Exercise: The line containing "These are results" marks the end, so write out exactly every line from the top of the entries below through that one.

Listed records:
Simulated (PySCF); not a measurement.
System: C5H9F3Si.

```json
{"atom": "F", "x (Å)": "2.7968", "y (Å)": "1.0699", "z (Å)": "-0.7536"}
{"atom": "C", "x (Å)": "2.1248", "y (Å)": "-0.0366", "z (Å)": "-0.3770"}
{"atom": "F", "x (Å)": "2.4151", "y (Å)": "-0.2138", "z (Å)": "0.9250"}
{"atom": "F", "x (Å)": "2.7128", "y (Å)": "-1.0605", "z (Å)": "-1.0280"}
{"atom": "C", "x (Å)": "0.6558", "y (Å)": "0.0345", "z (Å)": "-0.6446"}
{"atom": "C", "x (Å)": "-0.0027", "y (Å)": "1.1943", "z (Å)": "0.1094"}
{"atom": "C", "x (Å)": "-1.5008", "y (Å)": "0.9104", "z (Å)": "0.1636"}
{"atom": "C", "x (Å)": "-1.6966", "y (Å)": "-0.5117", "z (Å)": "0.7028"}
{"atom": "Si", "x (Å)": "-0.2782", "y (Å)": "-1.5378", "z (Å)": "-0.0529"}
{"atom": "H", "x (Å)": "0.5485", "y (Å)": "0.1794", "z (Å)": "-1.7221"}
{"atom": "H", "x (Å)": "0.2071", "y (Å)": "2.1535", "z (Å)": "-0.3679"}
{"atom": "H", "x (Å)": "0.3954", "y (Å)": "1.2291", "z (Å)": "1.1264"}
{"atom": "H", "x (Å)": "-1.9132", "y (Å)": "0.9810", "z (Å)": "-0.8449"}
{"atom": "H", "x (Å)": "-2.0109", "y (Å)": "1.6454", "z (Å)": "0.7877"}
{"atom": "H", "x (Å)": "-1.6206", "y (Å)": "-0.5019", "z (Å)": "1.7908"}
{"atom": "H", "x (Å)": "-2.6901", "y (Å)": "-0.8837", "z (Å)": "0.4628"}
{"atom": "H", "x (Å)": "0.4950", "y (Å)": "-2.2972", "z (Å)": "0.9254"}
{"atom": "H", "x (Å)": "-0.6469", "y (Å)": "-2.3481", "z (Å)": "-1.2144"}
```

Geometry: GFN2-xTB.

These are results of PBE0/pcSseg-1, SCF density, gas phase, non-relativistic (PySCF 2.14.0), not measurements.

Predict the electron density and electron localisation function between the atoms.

Task result:
Simulated (PySCF); not a measurement.
System: C5H9F3Si.

```json
{"atom": "F", "x (Å)": "2.7968", "y (Å)": "1.0699", "z (Å)": "-0.7536"}
{"atom": "C", "x (Å)": "2.1248", "y (Å)": "-0.0366", "z (Å)": "-0.3770"}
{"atom": "F", "x (Å)": "2.4151", "y (Å)": "-0.2138", "z (Å)": "0.9250"}
{"atom": "F", "x (Å)": "2.7128", "y (Å)": "-1.0605", "z (Å)": "-1.0280"}
{"atom": "C", "x (Å)": "0.6558", "y (Å)": "0.0345", "z (Å)": "-0.6446"}
{"atom": "C", "x (Å)": "-0.0027", "y (Å)": "1.1943", "z (Å)": "0.1094"}
{"atom": "C", "x (Å)": "-1.5008", "y (Å)": "0.9104", "z (Å)": "0.1636"}
{"atom": "C", "x (Å)": "-1.6966", "y (Å)": "-0.5117", "z (Å)": "0.7028"}
{"atom": "Si", "x (Å)": "-0.2782", "y (Å)": "-1.5378", "z (Å)": "-0.0529"}
{"atom": "H", "x (Å)": "0.5485", "y (Å)": "0.1794", "z (Å)": "-1.7221"}
{"atom": "H", "x (Å)": "0.2071", "y (Å)": "2.1535", "z (Å)": "-0.3679"}
{"atom": "H", "x (Å)": "0.3954", "y (Å)": "1.2291", "z (Å)": "1.1264"}
{"atom": "H", "x (Å)": "-1.9132", "y (Å)": "0.9810", "z (Å)": "-0.8449"}
{"atom": "H", "x (Å)": "-2.0109", "y (Å)": "1.6454", "z (Å)": "0.7877"}
{"atom": "H", "x (Å)": "-1.6206", "y (Å)": "-0.5019", "z (Å)": "1.7908"}
{"atom": "H", "x (Å)": "-2.6901", "y (Å)": "-0.8837", "z (Å)": "0.4628"}
{"atom": "H", "x (Å)": "0.4950", "y (Å)": "-2.2972", "z (Å)": "0.9254"}
{"atom": "H", "x (Å)": "-0.6469", "y (Å)": "-2.3481", "z (Å)": "-1.2144"}
```

Geometry: GFN2-xTB.

These are results of PBE0/pcSseg-1, SCF density, gas phase, non-relativistic (PySCF 2.14.0), not measurements.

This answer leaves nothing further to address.